ASSIGNMENT - Please give back, word for word, each line from the start of the entries through the one in which "One launch serves" is found.

DATASET EXTRACT -
<<<<
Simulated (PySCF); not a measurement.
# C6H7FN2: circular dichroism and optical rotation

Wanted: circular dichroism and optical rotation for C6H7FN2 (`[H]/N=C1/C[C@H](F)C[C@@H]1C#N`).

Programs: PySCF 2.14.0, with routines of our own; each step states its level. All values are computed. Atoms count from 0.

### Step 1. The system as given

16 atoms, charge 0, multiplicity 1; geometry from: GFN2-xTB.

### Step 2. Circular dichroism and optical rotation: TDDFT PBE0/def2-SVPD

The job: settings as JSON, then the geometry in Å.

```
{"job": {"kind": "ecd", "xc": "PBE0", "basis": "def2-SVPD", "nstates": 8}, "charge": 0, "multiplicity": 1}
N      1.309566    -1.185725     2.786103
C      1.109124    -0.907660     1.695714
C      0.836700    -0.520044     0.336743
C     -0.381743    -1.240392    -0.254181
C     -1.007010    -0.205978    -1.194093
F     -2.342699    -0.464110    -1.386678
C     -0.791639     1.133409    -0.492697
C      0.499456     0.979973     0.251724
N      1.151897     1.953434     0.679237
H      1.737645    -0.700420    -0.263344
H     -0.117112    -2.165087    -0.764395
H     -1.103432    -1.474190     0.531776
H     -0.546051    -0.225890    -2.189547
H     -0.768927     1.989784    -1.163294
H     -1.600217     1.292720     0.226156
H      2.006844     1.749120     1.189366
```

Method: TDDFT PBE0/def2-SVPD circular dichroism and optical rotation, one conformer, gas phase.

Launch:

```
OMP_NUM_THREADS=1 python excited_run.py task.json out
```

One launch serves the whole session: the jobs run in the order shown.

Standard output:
>>>>

ANSWER SECTION -
Simulated (PySCF); not a measurement.
# C6H7FN2: circular dichroism and optical rotation

Wanted: circular dichroism and optical rotation for C6H7FN2 (`[H]/N=C1/C[C@H](F)C[C@@H]1C#N`).

Programs: PySCF 2.14.0, with routines of our own; each step states its level. All values are computed. Atoms count from 0.

### Step 1. The system as given

16 atoms, charge 0, multiplicity 1; geometry from: GFN2-xTB.

### Step 2. Circular dichroism and optical rotation: TDDFT PBE0/def2-SVPD

The job: settings as JSON, then the geometry in Å.

```
{"job": {"kind": "ecd", "xc": "PBE0", "basis": "def2-SVPD", "nstates": 8}, "charge": 0, "multiplicity": 1}
N      1.309566    -1.185725     2.786103
C      1.109124    -0.907660     1.695714
C      0.836700    -0.520044     0.336743
C     -0.381743    -1.240392    -0.254181
C     -1.007010    -0.205978    -1.194093
F     -2.342699    -0.464110    -1.386678
C     -0.791639     1.133409    -0.492697
C      0.499456     0.979973     0.251724
N      1.151897     1.953434     0.679237
H      1.737645    -0.700420    -0.263344
H     -0.117112    -2.165087    -0.764395
H     -1.103432    -1.474190     0.531776
H     -0.546051    -0.225890    -2.189547
H     -0.768927     1.989784    -1.163294
H     -1.600217     1.292720     0.226156
H      2.006844     1.749120     1.189366
```

Method: TDDFT PBE0/def2-SVPD circular dichroism and optical rotation, one conformer, gas phase.

Launch:

```
OMP_NUM_THREADS=1 python excited_run.py task.json out
```

One launch serves the whole session: the jobs run in the order shown.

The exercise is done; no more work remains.